## Data extract:
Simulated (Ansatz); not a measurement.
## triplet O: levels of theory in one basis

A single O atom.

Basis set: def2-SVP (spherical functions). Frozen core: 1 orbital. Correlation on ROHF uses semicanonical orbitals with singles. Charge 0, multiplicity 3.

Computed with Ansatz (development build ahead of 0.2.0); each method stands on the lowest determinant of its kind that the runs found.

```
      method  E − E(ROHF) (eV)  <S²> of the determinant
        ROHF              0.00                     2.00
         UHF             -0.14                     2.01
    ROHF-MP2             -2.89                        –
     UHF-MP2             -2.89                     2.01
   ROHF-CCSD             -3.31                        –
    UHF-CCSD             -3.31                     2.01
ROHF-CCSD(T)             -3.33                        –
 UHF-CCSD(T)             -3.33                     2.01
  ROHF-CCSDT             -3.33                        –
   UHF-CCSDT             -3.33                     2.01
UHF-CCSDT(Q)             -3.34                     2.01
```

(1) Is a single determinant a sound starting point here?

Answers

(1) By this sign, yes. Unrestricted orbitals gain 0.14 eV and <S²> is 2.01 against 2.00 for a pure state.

## Exercise:
Exactly the lines running from the top of the records to the line that contains "Basis set: def2-SVP", inclusive, must be set down, and nothing more.

## Answer space:
Simulated (Ansatz); not a measurement.
## triplet O: levels of theory in one basis

A single O atom.

Basis set: def2-SVP (spherical functions). Frozen core: 1 orbital. Correlation on ROHF uses semicanonical orbitals with singles. Charge 0, multiplicity 3.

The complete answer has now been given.